(Extracted material begins)

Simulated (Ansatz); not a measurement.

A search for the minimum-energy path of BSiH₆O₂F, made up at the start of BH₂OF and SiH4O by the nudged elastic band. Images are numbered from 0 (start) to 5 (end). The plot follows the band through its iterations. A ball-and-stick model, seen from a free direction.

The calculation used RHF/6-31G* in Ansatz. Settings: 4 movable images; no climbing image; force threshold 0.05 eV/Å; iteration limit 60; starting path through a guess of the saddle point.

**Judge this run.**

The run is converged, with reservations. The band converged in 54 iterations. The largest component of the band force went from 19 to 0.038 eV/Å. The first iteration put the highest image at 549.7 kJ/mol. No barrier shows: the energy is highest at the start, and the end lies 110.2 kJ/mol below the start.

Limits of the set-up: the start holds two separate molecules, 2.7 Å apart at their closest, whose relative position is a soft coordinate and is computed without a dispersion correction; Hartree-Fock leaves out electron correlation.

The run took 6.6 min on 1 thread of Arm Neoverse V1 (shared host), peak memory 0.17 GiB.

(Extracted material ends)

Action item: Stop after the line containing "Limits of the": print exactly the lines from the start of the entries above up to it, that line included.

Expected answer:
Simulated (Ansatz); not a measurement.

A search for the minimum-energy path of BSiH₆O₂F, made up at the start of BH₂OF and SiH4O by the nudged elastic band. Images are numbered from 0 (start) to 5 (end). The plot follows the band through its iterations. A ball-and-stick model, seen from a free direction.

The calculation used RHF/6-31G* in Ansatz. Settings: 4 movable images; no climbing image; force threshold 0.05 eV/Å; iteration limit 60; starting path through a guess of the saddle point.

**Judge this run.**

The run is converged, with reservations. The band converged in 54 iterations. The largest component of the band force went from 19 to 0.038 eV/Å. The first iteration put the highest image at 549.7 kJ/mol. No barrier shows: the energy is highest at the start, and the end lies 110.2 kJ/mol below the start.

Limits of the set-up: the start holds two separate molecules, 2.7 Å apart at their closest, whose relative position is a soft coordinate and is computed without a dispersion correction; Hartree-Fock leaves out electron correlation.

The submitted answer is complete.